(Assignment):
Begin with the first line of the listing and quote every line through the one containing "VASP | Ansatz |"; give only those lines.

►

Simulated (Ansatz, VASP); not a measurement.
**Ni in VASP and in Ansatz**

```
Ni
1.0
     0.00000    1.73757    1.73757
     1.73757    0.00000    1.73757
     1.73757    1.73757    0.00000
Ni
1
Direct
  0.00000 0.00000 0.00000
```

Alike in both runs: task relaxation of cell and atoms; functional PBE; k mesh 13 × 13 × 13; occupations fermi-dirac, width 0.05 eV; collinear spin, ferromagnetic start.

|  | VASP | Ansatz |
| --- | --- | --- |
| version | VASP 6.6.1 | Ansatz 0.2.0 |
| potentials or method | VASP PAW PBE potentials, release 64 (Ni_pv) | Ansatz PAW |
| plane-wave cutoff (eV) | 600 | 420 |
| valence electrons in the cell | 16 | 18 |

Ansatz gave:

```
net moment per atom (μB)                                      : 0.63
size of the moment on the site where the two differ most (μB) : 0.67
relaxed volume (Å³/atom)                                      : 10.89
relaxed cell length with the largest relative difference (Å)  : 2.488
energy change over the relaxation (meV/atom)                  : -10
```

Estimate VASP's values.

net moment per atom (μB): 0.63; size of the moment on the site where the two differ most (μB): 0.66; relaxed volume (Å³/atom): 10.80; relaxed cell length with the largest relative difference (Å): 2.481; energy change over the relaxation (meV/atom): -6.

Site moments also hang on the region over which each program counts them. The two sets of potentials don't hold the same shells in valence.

◄

(Exercise solution):
Simulated (Ansatz, VASP); not a measurement.
**Ni in VASP and in Ansatz**

```
Ni
1.0
     0.00000    1.73757    1.73757
     1.73757    0.00000    1.73757
     1.73757    1.73757    0.00000
Ni
1
Direct
  0.00000 0.00000 0.00000
```

Alike in both runs: task relaxation of cell and atoms; functional PBE; k mesh 13 × 13 × 13; occupations fermi-dirac, width 0.05 eV; collinear spin, ferromagnetic start.

|  | VASP | Ansatz |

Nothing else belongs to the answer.